============
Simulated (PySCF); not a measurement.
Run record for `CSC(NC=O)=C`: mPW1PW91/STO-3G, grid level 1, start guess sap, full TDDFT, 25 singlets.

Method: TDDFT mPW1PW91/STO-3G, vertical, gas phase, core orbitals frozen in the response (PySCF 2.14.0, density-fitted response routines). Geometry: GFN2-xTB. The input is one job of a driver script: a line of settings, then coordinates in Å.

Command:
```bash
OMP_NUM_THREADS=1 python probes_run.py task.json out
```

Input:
============

#### REQUIREMENT
Give the records back in full, word for word.

#### WRITTEN ANSWER
Simulated (PySCF); not a measurement.
Run record for `CSC(NC=O)=C`: mPW1PW91/STO-3G, grid level 1, start guess sap, full TDDFT, 25 singlets.

Method: TDDFT mPW1PW91/STO-3G, vertical, gas phase, core orbitals frozen in the response (PySCF 2.14.0, density-fitted response routines). Geometry: GFN2-xTB. The input is one job of a driver script: a line of settings, then coordinates in Å.

Command:
```bash
OMP_NUM_THREADS=1 python probes_run.py task.json out
```

Input:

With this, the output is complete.